•••••

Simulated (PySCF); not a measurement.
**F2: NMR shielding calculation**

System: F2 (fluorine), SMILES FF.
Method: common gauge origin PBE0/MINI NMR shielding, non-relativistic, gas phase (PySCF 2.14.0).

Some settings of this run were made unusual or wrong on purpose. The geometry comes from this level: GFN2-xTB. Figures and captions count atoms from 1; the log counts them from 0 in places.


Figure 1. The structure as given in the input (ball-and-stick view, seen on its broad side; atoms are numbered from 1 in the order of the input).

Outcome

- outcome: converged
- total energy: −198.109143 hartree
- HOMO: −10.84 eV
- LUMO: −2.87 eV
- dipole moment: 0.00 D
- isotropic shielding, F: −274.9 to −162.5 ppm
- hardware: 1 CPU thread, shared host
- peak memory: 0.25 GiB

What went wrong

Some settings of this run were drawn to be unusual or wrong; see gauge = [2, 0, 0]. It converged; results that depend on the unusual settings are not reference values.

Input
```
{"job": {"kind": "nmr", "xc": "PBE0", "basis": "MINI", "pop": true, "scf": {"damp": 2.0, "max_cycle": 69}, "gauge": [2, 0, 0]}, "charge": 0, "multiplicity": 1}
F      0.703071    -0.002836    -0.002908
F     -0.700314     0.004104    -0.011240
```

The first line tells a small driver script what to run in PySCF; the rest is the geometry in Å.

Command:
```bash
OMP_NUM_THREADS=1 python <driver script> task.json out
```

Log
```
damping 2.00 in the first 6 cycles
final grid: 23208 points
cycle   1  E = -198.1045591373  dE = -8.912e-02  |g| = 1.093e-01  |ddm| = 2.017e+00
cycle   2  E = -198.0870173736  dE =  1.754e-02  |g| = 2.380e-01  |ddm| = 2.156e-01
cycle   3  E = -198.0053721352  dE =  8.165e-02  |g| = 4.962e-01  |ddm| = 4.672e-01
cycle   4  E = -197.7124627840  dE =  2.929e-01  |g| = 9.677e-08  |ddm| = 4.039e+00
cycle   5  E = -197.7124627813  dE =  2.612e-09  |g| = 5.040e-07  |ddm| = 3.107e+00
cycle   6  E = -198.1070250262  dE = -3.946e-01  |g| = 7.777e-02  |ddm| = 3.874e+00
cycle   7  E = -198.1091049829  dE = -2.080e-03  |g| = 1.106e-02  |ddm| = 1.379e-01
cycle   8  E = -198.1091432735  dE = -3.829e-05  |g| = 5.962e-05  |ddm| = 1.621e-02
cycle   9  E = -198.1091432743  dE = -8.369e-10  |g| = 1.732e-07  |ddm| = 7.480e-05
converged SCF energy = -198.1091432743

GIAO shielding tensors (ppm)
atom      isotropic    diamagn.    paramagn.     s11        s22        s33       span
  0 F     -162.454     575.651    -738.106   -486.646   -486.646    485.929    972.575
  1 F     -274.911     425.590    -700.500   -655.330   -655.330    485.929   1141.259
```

•••••

=== WORK TASK ===
Copy out the range of lines above starting at the line with "Figure 1. The" and ending at the line with "What went wrong", exactly and including both.

=== WRITTEN RESPONSE ===
Figure 1. The structure as given in the input (ball-and-stick view, seen on its broad side; atoms are numbered from 1 in the order of the input).

Outcome

- outcome: converged
- total energy: −198.109143 hartree
- HOMO: −10.84 eV
- LUMO: −2.87 eV
- dipole moment: 0.00 D
- isotropic shielding, F: −274.9 to −162.5 ppm
- hardware: 1 CPU thread, shared host
- peak memory: 0.25 GiB

What went wrong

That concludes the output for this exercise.